--- Activity ---
What is wanted is an exact copy of the lines from the top of the listing through the line containing "- Functional: LDA".

--- Information given ---
_____

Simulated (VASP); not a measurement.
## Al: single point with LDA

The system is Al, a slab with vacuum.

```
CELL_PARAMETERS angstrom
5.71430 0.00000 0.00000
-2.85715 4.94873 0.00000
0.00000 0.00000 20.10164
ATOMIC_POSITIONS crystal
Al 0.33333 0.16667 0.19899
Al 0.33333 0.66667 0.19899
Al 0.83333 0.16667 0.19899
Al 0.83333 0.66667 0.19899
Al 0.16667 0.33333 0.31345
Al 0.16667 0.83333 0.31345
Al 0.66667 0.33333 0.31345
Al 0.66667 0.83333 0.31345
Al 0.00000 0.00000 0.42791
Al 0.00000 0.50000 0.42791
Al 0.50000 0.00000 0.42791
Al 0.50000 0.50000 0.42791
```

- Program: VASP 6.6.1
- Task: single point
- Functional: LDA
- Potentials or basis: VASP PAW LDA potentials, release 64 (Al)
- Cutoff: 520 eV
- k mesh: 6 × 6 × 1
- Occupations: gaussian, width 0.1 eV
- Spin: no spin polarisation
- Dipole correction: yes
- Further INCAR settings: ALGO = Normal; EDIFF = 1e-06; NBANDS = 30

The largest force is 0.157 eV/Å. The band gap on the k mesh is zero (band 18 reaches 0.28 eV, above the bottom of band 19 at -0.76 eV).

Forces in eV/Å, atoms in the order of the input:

_____

--- Exercise result ---
Simulated (VASP); not a measurement.
## Al: single point with LDA

The system is Al, a slab with vacuum.

```
CELL_PARAMETERS angstrom
5.71430 0.00000 0.00000
-2.85715 4.94873 0.00000
0.00000 0.00000 20.10164
ATOMIC_POSITIONS crystal
Al 0.33333 0.16667 0.19899
Al 0.33333 0.66667 0.19899
Al 0.83333 0.16667 0.19899
Al 0.83333 0.66667 0.19899
Al 0.16667 0.33333 0.31345
Al 0.16667 0.83333 0.31345
Al 0.66667 0.33333 0.31345
Al 0.66667 0.83333 0.31345
Al 0.00000 0.00000 0.42791
Al 0.00000 0.50000 0.42791
Al 0.50000 0.00000 0.42791
Al 0.50000 0.50000 0.42791
```

- Program: VASP 6.6.1
- Task: single point
- Functional: LDA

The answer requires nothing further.